Start of Dataset excerpts

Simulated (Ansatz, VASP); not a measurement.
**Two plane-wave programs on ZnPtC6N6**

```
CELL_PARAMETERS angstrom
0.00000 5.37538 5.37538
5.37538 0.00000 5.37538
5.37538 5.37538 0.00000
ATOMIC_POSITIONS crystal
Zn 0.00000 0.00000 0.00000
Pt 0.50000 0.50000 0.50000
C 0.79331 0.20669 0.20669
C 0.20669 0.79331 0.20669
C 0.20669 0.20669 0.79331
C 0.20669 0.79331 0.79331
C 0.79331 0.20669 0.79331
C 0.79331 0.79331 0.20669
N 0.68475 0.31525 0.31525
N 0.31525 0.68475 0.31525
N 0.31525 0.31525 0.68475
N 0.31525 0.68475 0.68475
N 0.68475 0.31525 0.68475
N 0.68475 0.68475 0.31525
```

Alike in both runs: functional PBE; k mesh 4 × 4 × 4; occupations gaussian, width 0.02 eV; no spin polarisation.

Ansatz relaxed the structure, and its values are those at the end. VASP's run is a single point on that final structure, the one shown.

End of Dataset excerpts

Each line above from the one with "programs on ZnPtC6N6**" up to and including the one with "Alike in both" must be set down exactly, and no line outside that span may appear.

**Two plane-wave programs on ZnPtC6N6**

```
CELL_PARAMETERS angstrom
0.00000 5.37538 5.37538
5.37538 0.00000 5.37538
5.37538 5.37538 0.00000
ATOMIC_POSITIONS crystal
Zn 0.00000 0.00000 0.00000
Pt 0.50000 0.50000 0.50000
C 0.79331 0.20669 0.20669
C 0.20669 0.79331 0.20669
C 0.20669 0.20669 0.79331
C 0.20669 0.79331 0.79331
C 0.79331 0.20669 0.79331
C 0.79331 0.79331 0.20669
N 0.68475 0.31525 0.31525
N 0.31525 0.68475 0.31525
N 0.31525 0.31525 0.68475
N 0.31525 0.68475 0.68475
N 0.68475 0.31525 0.68475
N 0.68475 0.68475 0.31525
```

Alike in both runs: functional PBE; k mesh 4 × 4 × 4; occupations gaussian, width 0.02 eV; no spin polarisation.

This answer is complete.